### DATASET CONTENT
Content starts
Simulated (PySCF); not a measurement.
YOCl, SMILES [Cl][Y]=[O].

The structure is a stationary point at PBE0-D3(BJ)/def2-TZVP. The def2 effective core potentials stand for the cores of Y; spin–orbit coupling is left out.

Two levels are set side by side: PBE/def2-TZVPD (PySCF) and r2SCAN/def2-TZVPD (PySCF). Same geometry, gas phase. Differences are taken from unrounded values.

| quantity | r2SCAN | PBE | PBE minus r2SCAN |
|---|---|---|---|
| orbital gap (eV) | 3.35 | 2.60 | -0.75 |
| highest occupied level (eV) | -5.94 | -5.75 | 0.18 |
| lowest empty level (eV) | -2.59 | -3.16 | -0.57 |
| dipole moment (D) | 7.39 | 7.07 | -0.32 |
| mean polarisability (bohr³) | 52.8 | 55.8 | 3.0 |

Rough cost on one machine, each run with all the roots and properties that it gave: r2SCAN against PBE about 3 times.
Content ends

### REQUIREMENT
When the line containing "55.8 | 3.0 |" is reached, include it and stop. Until then, output each line of the entries exactly as given, starting from the first.

### PROBLEM SOLUTION
Simulated (PySCF); not a measurement.
YOCl, SMILES [Cl][Y]=[O].

The structure is a stationary point at PBE0-D3(BJ)/def2-TZVP. The def2 effective core potentials stand for the cores of Y; spin–orbit coupling is left out.

Two levels are set side by side: PBE/def2-TZVPD (PySCF) and r2SCAN/def2-TZVPD (PySCF). Same geometry, gas phase. Differences are taken from unrounded values.

| quantity | r2SCAN | PBE | PBE minus r2SCAN |
|---|---|---|---|
| orbital gap (eV) | 3.35 | 2.60 | -0.75 |
| highest occupied level (eV) | -5.94 | -5.75 | 0.18 |
| lowest empty level (eV) | -2.59 | -3.16 | -0.57 |
| dipole moment (D) | 7.39 | 7.07 | -0.32 |
| mean polarisability (bohr³) | 52.8 | 55.8 | 3.0 |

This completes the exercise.